◇ ◇ ◇ ◇ ◇

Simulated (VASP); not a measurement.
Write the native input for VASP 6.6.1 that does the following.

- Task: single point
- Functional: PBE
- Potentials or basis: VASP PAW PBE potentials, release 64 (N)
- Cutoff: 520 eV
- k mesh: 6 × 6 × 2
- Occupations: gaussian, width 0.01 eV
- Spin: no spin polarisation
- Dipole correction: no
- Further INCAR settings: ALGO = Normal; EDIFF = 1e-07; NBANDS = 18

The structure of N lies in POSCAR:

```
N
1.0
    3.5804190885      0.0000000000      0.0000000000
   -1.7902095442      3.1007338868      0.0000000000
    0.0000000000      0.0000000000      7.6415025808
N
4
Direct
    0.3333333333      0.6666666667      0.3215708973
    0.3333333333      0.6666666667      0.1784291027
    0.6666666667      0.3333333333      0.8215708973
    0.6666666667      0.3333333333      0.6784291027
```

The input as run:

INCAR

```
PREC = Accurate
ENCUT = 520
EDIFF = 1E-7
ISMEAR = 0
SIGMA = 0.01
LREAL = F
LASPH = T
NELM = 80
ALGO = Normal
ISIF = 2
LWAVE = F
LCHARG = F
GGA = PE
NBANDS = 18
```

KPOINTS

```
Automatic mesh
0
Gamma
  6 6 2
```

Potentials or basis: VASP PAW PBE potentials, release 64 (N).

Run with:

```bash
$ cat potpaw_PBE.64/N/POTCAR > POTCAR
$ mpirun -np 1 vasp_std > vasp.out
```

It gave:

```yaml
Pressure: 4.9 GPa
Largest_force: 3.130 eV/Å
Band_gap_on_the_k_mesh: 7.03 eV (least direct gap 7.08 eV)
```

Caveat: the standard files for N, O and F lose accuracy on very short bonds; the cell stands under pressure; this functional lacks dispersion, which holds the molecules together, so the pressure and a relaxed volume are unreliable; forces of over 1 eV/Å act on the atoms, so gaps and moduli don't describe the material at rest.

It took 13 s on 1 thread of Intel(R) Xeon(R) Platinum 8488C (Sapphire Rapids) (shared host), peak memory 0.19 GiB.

◇ ◇ ◇ ◇ ◇

▶ _TASK ITEM_
Output exactly the span of lines beginning at the first line of the records and ending at the line that holds "- Dipole correction: no", inclusive, with no other text.

▶ _PROBLEM SOLUTION_
Simulated (VASP); not a measurement.
Write the native input for VASP 6.6.1 that does the following.

- Task: single point
- Functional: PBE
- Potentials or basis: VASP PAW PBE potentials, release 64 (N)
- Cutoff: 520 eV
- k mesh: 6 × 6 × 2
- Occupations: gaussian, width 0.01 eV
- Spin: no spin polarisation
- Dipole correction: no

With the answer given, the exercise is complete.